### DATASET ENTRIES:

>>>>

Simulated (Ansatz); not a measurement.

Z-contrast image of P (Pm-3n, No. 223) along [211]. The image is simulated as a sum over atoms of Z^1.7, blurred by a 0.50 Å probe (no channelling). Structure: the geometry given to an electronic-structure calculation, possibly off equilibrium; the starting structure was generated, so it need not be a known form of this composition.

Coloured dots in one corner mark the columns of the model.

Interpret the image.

<<<<

In full and without alteration, reproduce the records above.

Simulated (Ansatz); not a measurement.

Z-contrast image of P (Pm-3n, No. 223) along [211]. The image is simulated as a sum over atoms of Z^1.7, blurred by a 0.50 Å probe (no channelling). Structure: the geometry given to an electronic-structure calculation, possibly off equilibrium; the starting structure was generated, so it need not be a known form of this composition.

Coloured dots in one corner mark the columns of the model.

Interpret the image.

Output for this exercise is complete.